Activity: The data must be copied over exactly and in full.

Information supplied:
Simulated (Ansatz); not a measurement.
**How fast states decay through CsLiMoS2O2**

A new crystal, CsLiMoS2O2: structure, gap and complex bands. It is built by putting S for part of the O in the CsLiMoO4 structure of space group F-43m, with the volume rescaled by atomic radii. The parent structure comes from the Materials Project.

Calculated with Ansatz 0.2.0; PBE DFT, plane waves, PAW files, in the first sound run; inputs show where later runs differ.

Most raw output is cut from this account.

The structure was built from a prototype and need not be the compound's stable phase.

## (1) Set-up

Task result:
Simulated (Ansatz); not a measurement.
**How fast states decay through CsLiMoS2O2**

A new crystal, CsLiMoS2O2: structure, gap and complex bands. It is built by putting S for part of the O in the CsLiMoO4 structure of space group F-43m, with the volume rescaled by atomic radii. The parent structure comes from the Materials Project.

Calculated with Ansatz 0.2.0; PBE DFT, plane waves, PAW files, in the first sound run; inputs show where later runs differ.

Most raw output is cut from this account.

The structure was built from a prototype and need not be the compound's stable phase.

## (1) Set-up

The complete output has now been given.